====
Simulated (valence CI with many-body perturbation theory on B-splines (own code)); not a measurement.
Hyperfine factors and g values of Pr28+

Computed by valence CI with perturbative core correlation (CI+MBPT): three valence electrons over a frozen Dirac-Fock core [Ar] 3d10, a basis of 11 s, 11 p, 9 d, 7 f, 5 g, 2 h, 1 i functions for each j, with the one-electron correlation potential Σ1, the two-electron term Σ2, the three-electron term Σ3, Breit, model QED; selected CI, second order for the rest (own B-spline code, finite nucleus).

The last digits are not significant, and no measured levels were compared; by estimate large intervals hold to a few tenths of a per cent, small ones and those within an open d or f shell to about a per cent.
====

REQUIREMENT
Type out the entries exactly as they appear above.

EXPECTED ANSWER
Simulated (valence CI with many-body perturbation theory on B-splines (own code)); not a measurement.
Hyperfine factors and g values of Pr28+

Computed by valence CI with perturbative core correlation (CI+MBPT): three valence electrons over a frozen Dirac-Fock core [Ar] 3d10, a basis of 11 s, 11 p, 9 d, 7 f, 5 g, 2 h, 1 i functions for each j, with the one-electron correlation potential Σ1, the two-electron term Σ2, the three-electron term Σ3, Breit, model QED; selected CI, second order for the rest (own B-spline code, finite nucleus).

The last digits are not significant, and no measured levels were compared; by estimate large intervals hold to a few tenths of a per cent, small ones and those within an open d or f shell to about a per cent.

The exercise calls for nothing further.